▸ Requirement: Beginning with the first line of the data below, reproduce every line unchanged, ending with the line that holds "Fig. 1: The".

▸ Data to examine:
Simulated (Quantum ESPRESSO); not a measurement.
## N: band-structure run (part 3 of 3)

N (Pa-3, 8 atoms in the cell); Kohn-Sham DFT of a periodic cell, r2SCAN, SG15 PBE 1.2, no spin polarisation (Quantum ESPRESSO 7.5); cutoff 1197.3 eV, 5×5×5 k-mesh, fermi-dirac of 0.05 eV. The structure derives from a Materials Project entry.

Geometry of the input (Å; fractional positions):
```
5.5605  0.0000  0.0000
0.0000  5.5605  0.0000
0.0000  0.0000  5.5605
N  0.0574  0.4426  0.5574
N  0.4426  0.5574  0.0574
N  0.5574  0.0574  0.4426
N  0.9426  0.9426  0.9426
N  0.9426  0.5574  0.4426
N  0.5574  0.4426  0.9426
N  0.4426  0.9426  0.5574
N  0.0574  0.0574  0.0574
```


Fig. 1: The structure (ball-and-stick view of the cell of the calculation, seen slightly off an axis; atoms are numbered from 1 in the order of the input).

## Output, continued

▸ Exercise result:
Simulated (Quantum ESPRESSO); not a measurement.
## N: band-structure run (part 3 of 3)

N (Pa-3, 8 atoms in the cell); Kohn-Sham DFT of a periodic cell, r2SCAN, SG15 PBE 1.2, no spin polarisation (Quantum ESPRESSO 7.5); cutoff 1197.3 eV, 5×5×5 k-mesh, fermi-dirac of 0.05 eV. The structure derives from a Materials Project entry.

Geometry of the input (Å; fractional positions):
```
5.5605  0.0000  0.0000
0.0000  5.5605  0.0000
0.0000  0.0000  5.5605
N  0.0574  0.4426  0.5574
N  0.4426  0.5574  0.0574
N  0.5574  0.0574  0.4426
N  0.9426  0.9426  0.9426
N  0.9426  0.5574  0.4426
N  0.5574  0.4426  0.9426
N  0.4426  0.9426  0.5574
N  0.0574  0.0574  0.0574
```


Fig. 1: The structure (ball-and-stick view of the cell of the calculation, seen slightly off an axis; atoms are numbered from 1 in the order of the input).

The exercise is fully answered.